# # # #

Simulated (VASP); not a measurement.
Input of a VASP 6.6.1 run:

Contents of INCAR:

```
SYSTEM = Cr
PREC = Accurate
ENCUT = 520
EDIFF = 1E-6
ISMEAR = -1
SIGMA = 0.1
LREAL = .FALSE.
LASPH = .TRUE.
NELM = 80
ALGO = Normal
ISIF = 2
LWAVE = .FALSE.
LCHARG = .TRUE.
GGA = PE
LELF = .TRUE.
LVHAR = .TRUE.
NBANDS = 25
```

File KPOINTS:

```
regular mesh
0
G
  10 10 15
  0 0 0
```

# # # #

_Assignment_
Exactly reproduce every line of the records.

_Expected answer_
Simulated (VASP); not a measurement.
Input of a VASP 6.6.1 run:

Contents of INCAR:

```
SYSTEM = Cr
PREC = Accurate
ENCUT = 520
EDIFF = 1E-6
ISMEAR = -1
SIGMA = 0.1
LREAL = .FALSE.
LASPH = .TRUE.
NELM = 80
ALGO = Normal
ISIF = 2
LWAVE = .FALSE.
LCHARG = .TRUE.
GGA = PE
LELF = .TRUE.
LVHAR = .TRUE.
NBANDS = 25
```

File KPOINTS:

```
regular mesh
0
G
  10 10 15
  0 0 0
```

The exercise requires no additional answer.